___ EXTRACTED ENTRIES

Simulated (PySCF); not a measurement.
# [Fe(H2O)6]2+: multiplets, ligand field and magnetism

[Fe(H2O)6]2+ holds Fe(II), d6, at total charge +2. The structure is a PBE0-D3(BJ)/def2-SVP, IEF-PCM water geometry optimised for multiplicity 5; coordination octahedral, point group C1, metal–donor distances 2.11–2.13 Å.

______

▸ WORK REQUEST: Put down each entry again, unchanged and complete.

▸ TASK OUTPUT:
Simulated (PySCF); not a measurement.
# [Fe(H2O)6]2+: multiplets, ligand field and magnetism

[Fe(H2O)6]2+ holds Fe(II), d6, at total charge +2. The structure is a PBE0-D3(BJ)/def2-SVP, IEF-PCM water geometry optimised for multiplicity 5; coordination octahedral, point group C1, metal–donor distances 2.11–2.13 Å.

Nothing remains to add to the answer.